Work order -
Nothing in the listing may change. Repeat all of it.

Stored data -
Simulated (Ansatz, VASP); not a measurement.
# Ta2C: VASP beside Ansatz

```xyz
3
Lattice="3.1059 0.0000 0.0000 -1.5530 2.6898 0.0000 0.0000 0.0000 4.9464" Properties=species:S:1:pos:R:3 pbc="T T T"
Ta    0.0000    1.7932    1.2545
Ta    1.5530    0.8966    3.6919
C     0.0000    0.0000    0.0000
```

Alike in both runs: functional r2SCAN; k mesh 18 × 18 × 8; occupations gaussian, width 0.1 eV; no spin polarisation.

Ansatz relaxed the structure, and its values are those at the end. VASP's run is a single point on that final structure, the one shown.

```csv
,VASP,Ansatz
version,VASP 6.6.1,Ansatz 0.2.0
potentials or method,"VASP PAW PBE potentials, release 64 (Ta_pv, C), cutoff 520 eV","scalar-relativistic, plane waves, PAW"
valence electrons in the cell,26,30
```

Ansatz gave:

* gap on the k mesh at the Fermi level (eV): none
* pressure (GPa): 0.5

Response area -
Simulated (Ansatz, VASP); not a measurement.
# Ta2C: VASP beside Ansatz

```xyz
3
Lattice="3.1059 0.0000 0.0000 -1.5530 2.6898 0.0000 0.0000 0.0000 4.9464" Properties=species:S:1:pos:R:3 pbc="T T T"
Ta    0.0000    1.7932    1.2545
Ta    1.5530    0.8966    3.6919
C     0.0000    0.0000    0.0000
```

Alike in both runs: functional r2SCAN; k mesh 18 × 18 × 8; occupations gaussian, width 0.1 eV; no spin polarisation.

Ansatz relaxed the structure, and its values are those at the end. VASP's run is a single point on that final structure, the one shown.

```csv
,VASP,Ansatz
version,VASP 6.6.1,Ansatz 0.2.0
potentials or method,"VASP PAW PBE potentials, release 64 (Ta_pv, C), cutoff 520 eV","scalar-relativistic, plane waves, PAW"
valence electrons in the cell,26,30
```

Ansatz gave:

* gap on the k mesh at the Fermi level (eV): none
* pressure (GPa): 0.5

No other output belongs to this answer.